(RAW DATA)

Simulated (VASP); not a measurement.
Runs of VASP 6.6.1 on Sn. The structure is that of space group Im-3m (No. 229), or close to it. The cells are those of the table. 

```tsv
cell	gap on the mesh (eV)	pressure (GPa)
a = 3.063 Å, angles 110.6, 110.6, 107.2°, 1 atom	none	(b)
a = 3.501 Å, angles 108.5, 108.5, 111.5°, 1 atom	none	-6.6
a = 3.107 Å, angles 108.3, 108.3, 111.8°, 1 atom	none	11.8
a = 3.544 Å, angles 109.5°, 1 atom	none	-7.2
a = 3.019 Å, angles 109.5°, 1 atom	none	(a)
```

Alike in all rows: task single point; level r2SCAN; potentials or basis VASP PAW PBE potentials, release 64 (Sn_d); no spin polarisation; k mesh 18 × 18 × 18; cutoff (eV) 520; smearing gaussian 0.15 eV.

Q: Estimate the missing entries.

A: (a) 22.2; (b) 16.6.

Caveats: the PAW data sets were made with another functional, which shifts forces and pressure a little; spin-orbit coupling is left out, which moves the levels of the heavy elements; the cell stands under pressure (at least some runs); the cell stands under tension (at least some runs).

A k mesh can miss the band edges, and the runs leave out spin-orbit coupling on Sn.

(End RAW DATA)

**WORK ITEM:** All lines from the top of the data through the line containing "Caveats: the PAW" need to be retyped exactly, and nothing more.

**TASK SOLUTION:**
Simulated (VASP); not a measurement.
Runs of VASP 6.6.1 on Sn. The structure is that of space group Im-3m (No. 229), or close to it. The cells are those of the table. 

```tsv
cell	gap on the mesh (eV)	pressure (GPa)
a = 3.063 Å, angles 110.6, 110.6, 107.2°, 1 atom	none	(b)
a = 3.501 Å, angles 108.5, 108.5, 111.5°, 1 atom	none	-6.6
a = 3.107 Å, angles 108.3, 108.3, 111.8°, 1 atom	none	11.8
a = 3.544 Å, angles 109.5°, 1 atom	none	-7.2
a = 3.019 Å, angles 109.5°, 1 atom	none	(a)
```

Alike in all rows: task single point; level r2SCAN; potentials or basis VASP PAW PBE potentials, release 64 (Sn_d); no spin polarisation; k mesh 18 × 18 × 18; cutoff (eV) 520; smearing gaussian 0.15 eV.

Q: Estimate the missing entries.

A: (a) 22.2; (b) 16.6.

Caveats: the PAW data sets were made with another functional, which shifts forces and pressure a little; spin-orbit coupling is left out, which moves the levels of the heavy elements; the cell stands under pressure (at least some runs); the cell stands under tension (at least some runs).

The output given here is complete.